─── Raw data ───

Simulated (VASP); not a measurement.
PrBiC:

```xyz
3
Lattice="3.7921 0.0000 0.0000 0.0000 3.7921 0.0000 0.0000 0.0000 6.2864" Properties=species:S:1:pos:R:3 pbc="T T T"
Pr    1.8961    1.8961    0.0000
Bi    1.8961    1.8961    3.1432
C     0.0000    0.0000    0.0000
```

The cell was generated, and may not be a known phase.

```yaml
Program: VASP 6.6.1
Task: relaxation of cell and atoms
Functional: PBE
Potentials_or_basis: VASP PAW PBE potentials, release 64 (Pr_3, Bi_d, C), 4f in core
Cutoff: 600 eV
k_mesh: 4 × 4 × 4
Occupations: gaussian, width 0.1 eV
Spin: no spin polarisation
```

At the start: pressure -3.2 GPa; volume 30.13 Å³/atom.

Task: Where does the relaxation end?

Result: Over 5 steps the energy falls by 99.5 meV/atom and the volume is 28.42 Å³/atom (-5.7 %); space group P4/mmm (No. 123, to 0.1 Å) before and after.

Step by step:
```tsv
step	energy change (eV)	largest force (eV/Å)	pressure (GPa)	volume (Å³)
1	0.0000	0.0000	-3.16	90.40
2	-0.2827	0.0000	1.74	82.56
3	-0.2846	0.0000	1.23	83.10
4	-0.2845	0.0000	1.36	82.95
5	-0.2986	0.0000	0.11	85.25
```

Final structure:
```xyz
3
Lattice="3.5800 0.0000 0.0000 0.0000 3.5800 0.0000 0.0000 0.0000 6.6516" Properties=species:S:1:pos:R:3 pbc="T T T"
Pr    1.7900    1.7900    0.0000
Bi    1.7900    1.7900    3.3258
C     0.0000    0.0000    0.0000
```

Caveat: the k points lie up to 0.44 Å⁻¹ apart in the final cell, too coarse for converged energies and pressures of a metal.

───

▶ _Brief_
Each line from the top of the data, up to and including the line that contains "Task: Where does the relaxation end?", should be set down exactly.

▶ _Answer space_
Simulated (VASP); not a measurement.
PrBiC:

```xyz
3
Lattice="3.7921 0.0000 0.0000 0.0000 3.7921 0.0000 0.0000 0.0000 6.2864" Properties=species:S:1:pos:R:3 pbc="T T T"
Pr    1.8961    1.8961    0.0000
Bi    1.8961    1.8961    3.1432
C     0.0000    0.0000    0.0000
```

The cell was generated, and may not be a known phase.

```yaml
Program: VASP 6.6.1
Task: relaxation of cell and atoms
Functional: PBE
Potentials_or_basis: VASP PAW PBE potentials, release 64 (Pr_3, Bi_d, C), 4f in core
Cutoff: 600 eV
k_mesh: 4 × 4 × 4
Occupations: gaussian, width 0.1 eV
Spin: no spin polarisation
```

At the start: pressure -3.2 GPa; volume 30.13 Å³/atom.

Task: Where does the relaxation end?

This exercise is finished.